▶ **INFORMATION**:
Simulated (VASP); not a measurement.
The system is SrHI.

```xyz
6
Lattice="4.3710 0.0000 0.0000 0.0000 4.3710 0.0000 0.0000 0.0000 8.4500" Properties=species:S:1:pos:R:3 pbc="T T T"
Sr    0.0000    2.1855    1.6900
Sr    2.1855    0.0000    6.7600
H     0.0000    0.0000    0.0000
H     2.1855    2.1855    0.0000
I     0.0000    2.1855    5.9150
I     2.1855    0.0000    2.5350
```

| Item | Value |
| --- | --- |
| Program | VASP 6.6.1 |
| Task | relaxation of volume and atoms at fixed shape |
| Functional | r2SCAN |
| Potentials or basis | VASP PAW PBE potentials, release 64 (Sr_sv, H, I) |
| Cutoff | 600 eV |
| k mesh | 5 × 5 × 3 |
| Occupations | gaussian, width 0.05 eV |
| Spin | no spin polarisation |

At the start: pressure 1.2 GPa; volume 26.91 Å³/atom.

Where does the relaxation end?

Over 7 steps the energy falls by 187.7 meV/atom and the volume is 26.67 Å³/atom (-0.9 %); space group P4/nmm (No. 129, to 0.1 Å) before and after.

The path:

▶ **ASSIGNED TASK**: Reproduce the full set of entries above exactly, without dropping a line.

▶ **SOLUTION**:
Simulated (VASP); not a measurement.
The system is SrHI.

```xyz
6
Lattice="4.3710 0.0000 0.0000 0.0000 4.3710 0.0000 0.0000 0.0000 8.4500" Properties=species:S:1:pos:R:3 pbc="T T T"
Sr    0.0000    2.1855    1.6900
Sr    2.1855    0.0000    6.7600
H     0.0000    0.0000    0.0000
H     2.1855    2.1855    0.0000
I     0.0000    2.1855    5.9150
I     2.1855    0.0000    2.5350
```

| Item | Value |
| --- | --- |
| Program | VASP 6.6.1 |
| Task | relaxation of volume and atoms at fixed shape |
| Functional | r2SCAN |
| Potentials or basis | VASP PAW PBE potentials, release 64 (Sr_sv, H, I) |
| Cutoff | 600 eV |
| k mesh | 5 × 5 × 3 |
| Occupations | gaussian, width 0.05 eV |
| Spin | no spin polarisation |

At the start: pressure 1.2 GPa; volume 26.91 Å³/atom.

Where does the relaxation end?

Over 7 steps the energy falls by 187.7 meV/atom and the volume is 26.67 Å³/atom (-0.9 %); space group P4/nmm (No. 129, to 0.1 Å) before and after.

The path:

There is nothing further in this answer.